REQUIREMENT
Word for word, restate the entries below from their first line through the line that contains "computed values follow.)".

* * * * *
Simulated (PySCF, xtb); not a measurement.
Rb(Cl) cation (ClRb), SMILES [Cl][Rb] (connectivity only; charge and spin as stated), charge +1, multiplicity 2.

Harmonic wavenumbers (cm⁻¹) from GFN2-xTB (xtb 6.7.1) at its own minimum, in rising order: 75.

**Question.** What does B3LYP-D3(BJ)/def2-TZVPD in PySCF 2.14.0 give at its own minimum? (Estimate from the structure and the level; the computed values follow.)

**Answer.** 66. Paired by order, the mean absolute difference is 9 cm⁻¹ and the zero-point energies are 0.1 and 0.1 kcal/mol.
* * * * *

SOLUTION
Simulated (PySCF, xtb); not a measurement.
Rb(Cl) cation (ClRb), SMILES [Cl][Rb] (connectivity only; charge and spin as stated), charge +1, multiplicity 2.

Harmonic wavenumbers (cm⁻¹) from GFN2-xTB (xtb 6.7.1) at its own minimum, in rising order: 75.

**Question.** What does B3LYP-D3(BJ)/def2-TZVPD in PySCF 2.14.0 give at its own minimum? (Estimate from the structure and the level; the computed values follow.)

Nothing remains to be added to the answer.